--- --- ---
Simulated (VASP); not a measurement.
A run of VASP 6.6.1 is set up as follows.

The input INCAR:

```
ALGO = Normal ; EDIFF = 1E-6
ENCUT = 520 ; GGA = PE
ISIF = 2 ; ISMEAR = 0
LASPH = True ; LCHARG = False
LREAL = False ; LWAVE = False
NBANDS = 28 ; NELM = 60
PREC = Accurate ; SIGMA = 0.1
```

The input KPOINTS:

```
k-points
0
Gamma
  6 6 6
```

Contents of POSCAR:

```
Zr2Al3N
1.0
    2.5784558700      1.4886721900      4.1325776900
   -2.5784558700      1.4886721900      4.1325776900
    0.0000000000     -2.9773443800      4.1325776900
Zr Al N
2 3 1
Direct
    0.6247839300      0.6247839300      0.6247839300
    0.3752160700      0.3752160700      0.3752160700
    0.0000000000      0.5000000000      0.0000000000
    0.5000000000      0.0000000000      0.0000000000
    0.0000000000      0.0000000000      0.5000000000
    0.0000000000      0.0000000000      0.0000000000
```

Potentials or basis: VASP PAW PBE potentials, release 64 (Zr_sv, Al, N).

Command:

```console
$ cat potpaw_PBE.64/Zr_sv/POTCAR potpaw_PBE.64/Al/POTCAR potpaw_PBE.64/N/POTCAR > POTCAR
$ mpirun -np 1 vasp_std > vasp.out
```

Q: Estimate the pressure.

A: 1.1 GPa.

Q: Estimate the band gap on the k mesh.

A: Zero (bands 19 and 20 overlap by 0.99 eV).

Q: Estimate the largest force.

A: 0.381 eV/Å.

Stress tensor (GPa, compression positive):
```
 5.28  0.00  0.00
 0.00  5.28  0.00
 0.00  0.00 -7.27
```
--- --- ---

## Activity
Reproduce exactly the lines from the beginning of the entries above up to and including the line that contains "A: 1.1 GPa.".

## Task output
Simulated (VASP); not a measurement.
A run of VASP 6.6.1 is set up as follows.

The input INCAR:

```
ALGO = Normal ; EDIFF = 1E-6
ENCUT = 520 ; GGA = PE
ISIF = 2 ; ISMEAR = 0
LASPH = True ; LCHARG = False
LREAL = False ; LWAVE = False
NBANDS = 28 ; NELM = 60
PREC = Accurate ; SIGMA = 0.1
```

The input KPOINTS:

```
k-points
0
Gamma
  6 6 6
```

Contents of POSCAR:

```
Zr2Al3N
1.0
    2.5784558700      1.4886721900      4.1325776900
   -2.5784558700      1.4886721900      4.1325776900
    0.0000000000     -2.9773443800      4.1325776900
Zr Al N
2 3 1
Direct
    0.6247839300      0.6247839300      0.6247839300
    0.3752160700      0.3752160700      0.3752160700
    0.0000000000      0.5000000000      0.0000000000
    0.5000000000      0.0000000000      0.0000000000
    0.0000000000      0.0000000000      0.5000000000
    0.0000000000      0.0000000000      0.0000000000
```

Potentials or basis: VASP PAW PBE potentials, release 64 (Zr_sv, Al, N).

Command:

```console
$ cat potpaw_PBE.64/Zr_sv/POTCAR potpaw_PBE.64/Al/POTCAR potpaw_PBE.64/N/POTCAR > POTCAR
$ mpirun -np 1 vasp_std > vasp.out
```

Q: Estimate the pressure.

A: 1.1 GPa.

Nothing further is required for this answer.